(ACTION ITEM):
For this exercise, print all of the entries exactly as given.

(DATA SECTION):
* * * * *

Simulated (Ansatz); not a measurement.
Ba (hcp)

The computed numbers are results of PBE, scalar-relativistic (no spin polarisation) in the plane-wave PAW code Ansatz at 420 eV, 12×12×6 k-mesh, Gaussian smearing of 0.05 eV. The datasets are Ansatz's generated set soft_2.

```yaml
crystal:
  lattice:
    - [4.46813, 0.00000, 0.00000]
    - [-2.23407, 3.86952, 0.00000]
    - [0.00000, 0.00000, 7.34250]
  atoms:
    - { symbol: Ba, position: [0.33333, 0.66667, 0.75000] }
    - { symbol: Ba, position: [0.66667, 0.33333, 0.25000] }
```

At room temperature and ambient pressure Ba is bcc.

* * * * *

(REPLY):
Simulated (Ansatz); not a measurement.
Ba (hcp)

The computed numbers are results of PBE, scalar-relativistic (no spin polarisation) in the plane-wave PAW code Ansatz at 420 eV, 12×12×6 k-mesh, Gaussian smearing of 0.05 eV. The datasets are Ansatz's generated set soft_2.

```yaml
crystal:
  lattice:
    - [4.46813, 0.00000, 0.00000]
    - [-2.23407, 3.86952, 0.00000]
    - [0.00000, 0.00000, 7.34250]
  atoms:
    - { symbol: Ba, position: [0.33333, 0.66667, 0.75000] }
    - { symbol: Ba, position: [0.66667, 0.33333, 0.25000] }
```

At room temperature and ambient pressure Ba is bcc.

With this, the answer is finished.